__Dataset records__
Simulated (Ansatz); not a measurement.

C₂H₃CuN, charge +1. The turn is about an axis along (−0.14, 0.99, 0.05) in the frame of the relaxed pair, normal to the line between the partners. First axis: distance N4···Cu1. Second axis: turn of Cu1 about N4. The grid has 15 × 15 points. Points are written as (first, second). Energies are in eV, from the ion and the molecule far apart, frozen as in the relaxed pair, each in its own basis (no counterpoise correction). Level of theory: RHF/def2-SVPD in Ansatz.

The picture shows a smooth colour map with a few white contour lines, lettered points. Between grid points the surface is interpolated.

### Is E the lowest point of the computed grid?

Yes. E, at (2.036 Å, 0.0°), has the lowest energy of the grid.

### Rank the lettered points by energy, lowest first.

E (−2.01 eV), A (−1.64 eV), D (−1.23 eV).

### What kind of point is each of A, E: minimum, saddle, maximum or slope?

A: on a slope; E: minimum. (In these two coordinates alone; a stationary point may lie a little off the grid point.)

__Activity__
Copy the records above exactly, from the first line through the line containing "### What kind", and include nothing else.

__Written solution__
Simulated (Ansatz); not a measurement.

C₂H₃CuN, charge +1. The turn is about an axis along (−0.14, 0.99, 0.05) in the frame of the relaxed pair, normal to the line between the partners. First axis: distance N4···Cu1. Second axis: turn of Cu1 about N4. The grid has 15 × 15 points. Points are written as (first, second). Energies are in eV, from the ion and the molecule far apart, frozen as in the relaxed pair, each in its own basis (no counterpoise correction). Level of theory: RHF/def2-SVPD in Ansatz.

The picture shows a smooth colour map with a few white contour lines, lettered points. Between grid points the surface is interpolated.

### Is E the lowest point of the computed grid?

Yes. E, at (2.036 Å, 0.0°), has the lowest energy of the grid.

### Rank the lettered points by energy, lowest first.

E (−2.01 eV), A (−1.64 eV), D (−1.23 eV).

### What kind of point is each of A, E: minimum, saddle, maximum or slope?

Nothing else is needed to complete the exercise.